Brief:
In your reply, restate all of the records below word for word.

Dataset entries:
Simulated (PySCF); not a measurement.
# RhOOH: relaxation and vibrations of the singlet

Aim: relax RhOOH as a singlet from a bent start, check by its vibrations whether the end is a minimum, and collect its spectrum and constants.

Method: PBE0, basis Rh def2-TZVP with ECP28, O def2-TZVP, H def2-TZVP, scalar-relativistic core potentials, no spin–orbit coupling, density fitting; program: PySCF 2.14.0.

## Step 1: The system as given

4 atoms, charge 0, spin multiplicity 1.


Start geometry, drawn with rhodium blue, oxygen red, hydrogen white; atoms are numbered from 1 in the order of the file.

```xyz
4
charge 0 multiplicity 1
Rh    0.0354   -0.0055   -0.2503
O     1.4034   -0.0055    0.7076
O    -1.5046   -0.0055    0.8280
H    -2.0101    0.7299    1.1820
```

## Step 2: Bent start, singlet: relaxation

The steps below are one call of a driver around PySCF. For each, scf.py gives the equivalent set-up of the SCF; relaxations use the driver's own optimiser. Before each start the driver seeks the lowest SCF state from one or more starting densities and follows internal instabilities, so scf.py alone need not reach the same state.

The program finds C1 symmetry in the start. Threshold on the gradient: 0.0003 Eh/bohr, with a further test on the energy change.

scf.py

Written reply:
Simulated (PySCF); not a measurement.
# RhOOH: relaxation and vibrations of the singlet

Aim: relax RhOOH as a singlet from a bent start, check by its vibrations whether the end is a minimum, and collect its spectrum and constants.

Method: PBE0, basis Rh def2-TZVP with ECP28, O def2-TZVP, H def2-TZVP, scalar-relativistic core potentials, no spin–orbit coupling, density fitting; program: PySCF 2.14.0.

## Step 1: The system as given

4 atoms, charge 0, spin multiplicity 1.


Start geometry, drawn with rhodium blue, oxygen red, hydrogen white; atoms are numbered from 1 in the order of the file.

```xyz
4
charge 0 multiplicity 1
Rh    0.0354   -0.0055   -0.2503
O     1.4034   -0.0055    0.7076
O    -1.5046   -0.0055    0.8280
H    -2.0101    0.7299    1.1820
```

## Step 2: Bent start, singlet: relaxation

The steps below are one call of a driver around PySCF. For each, scf.py gives the equivalent set-up of the SCF; relaxations use the driver's own optimiser. Before each start the driver seeks the lowest SCF state from one or more starting densities and follows internal instabilities, so scf.py alone need not reach the same state.

The program finds C1 symmetry in the start. Threshold on the gradient: 0.0003 Eh/bohr, with a further test on the energy change.

scf.py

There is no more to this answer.